**Brief**
Extract all records. Keep each one exact.

>>>

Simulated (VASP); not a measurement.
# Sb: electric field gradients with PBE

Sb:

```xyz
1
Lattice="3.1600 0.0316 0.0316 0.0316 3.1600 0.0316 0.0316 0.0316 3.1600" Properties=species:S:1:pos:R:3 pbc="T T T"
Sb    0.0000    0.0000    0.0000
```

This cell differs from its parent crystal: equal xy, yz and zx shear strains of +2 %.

<<<

**Your solution**
Simulated (VASP); not a measurement.
# Sb: electric field gradients with PBE

Sb:

```xyz
1
Lattice="3.1600 0.0316 0.0316 0.0316 3.1600 0.0316 0.0316 0.0316 3.1600" Properties=species:S:1:pos:R:3 pbc="T T T"
Sb    0.0000    0.0000    0.0000
```

This cell differs from its parent crystal: equal xy, yz and zx shear strains of +2 %.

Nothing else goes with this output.